* **Requirement**: When you reach the listing below, copy each line exactly.

_ _ _ _ _ _ _
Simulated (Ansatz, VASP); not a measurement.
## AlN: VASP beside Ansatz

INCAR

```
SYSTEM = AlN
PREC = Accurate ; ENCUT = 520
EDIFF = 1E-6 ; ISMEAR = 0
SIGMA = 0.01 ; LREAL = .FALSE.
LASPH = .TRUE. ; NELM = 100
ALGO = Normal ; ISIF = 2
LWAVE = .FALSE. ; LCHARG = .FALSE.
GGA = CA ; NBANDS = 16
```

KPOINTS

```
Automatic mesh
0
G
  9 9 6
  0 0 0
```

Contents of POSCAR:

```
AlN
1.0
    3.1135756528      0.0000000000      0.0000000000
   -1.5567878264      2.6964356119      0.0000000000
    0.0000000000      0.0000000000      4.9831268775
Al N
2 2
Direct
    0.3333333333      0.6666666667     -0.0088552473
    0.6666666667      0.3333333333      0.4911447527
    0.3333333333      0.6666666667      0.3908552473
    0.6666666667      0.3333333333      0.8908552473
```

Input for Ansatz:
_ _ _ _ _ _ _

* **Reply**:
Simulated (Ansatz, VASP); not a measurement.
## AlN: VASP beside Ansatz

INCAR

```
SYSTEM = AlN
PREC = Accurate ; ENCUT = 520
EDIFF = 1E-6 ; ISMEAR = 0
SIGMA = 0.01 ; LREAL = .FALSE.
LASPH = .TRUE. ; NELM = 100
ALGO = Normal ; ISIF = 2
LWAVE = .FALSE. ; LCHARG = .FALSE.
GGA = CA ; NBANDS = 16
```

KPOINTS

```
Automatic mesh
0
G
  9 9 6
  0 0 0
```

Contents of POSCAR:

```
AlN
1.0
    3.1135756528      0.0000000000      0.0000000000
   -1.5567878264      2.6964356119      0.0000000000
    0.0000000000      0.0000000000      4.9831268775
Al N
2 2
Direct
    0.3333333333      0.6666666667     -0.0088552473
    0.6666666667      0.3333333333      0.4911447527
    0.3333333333      0.6666666667      0.3908552473
    0.6666666667      0.3333333333      0.8908552473
```

Input for Ansatz:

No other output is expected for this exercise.